The whole listing must be printed again without any alteration.

◆ **Data excerpts**:
···

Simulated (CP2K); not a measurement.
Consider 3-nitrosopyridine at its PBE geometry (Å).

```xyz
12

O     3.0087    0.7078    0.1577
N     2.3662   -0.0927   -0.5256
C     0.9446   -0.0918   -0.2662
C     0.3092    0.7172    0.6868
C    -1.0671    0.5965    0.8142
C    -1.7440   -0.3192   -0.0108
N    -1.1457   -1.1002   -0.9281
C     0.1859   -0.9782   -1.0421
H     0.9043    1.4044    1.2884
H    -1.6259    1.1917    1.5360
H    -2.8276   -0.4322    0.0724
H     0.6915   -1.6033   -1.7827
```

···

◆ **Exercise solution**:
Simulated (CP2K); not a measurement.
Consider 3-nitrosopyridine at its PBE geometry (Å).

```xyz
12

O     3.0087    0.7078    0.1577
N     2.3662   -0.0927   -0.5256
C     0.9446   -0.0918   -0.2662
C     0.3092    0.7172    0.6868
C    -1.0671    0.5965    0.8142
C    -1.7440   -0.3192   -0.0108
N    -1.1457   -1.1002   -0.9281
C     0.1859   -0.9782   -1.0421
H     0.9043    1.4044    1.2884
H    -1.6259    1.1917    1.5360
H    -2.8276   -0.4322    0.0724
H     0.6915   -1.6033   -1.7827
```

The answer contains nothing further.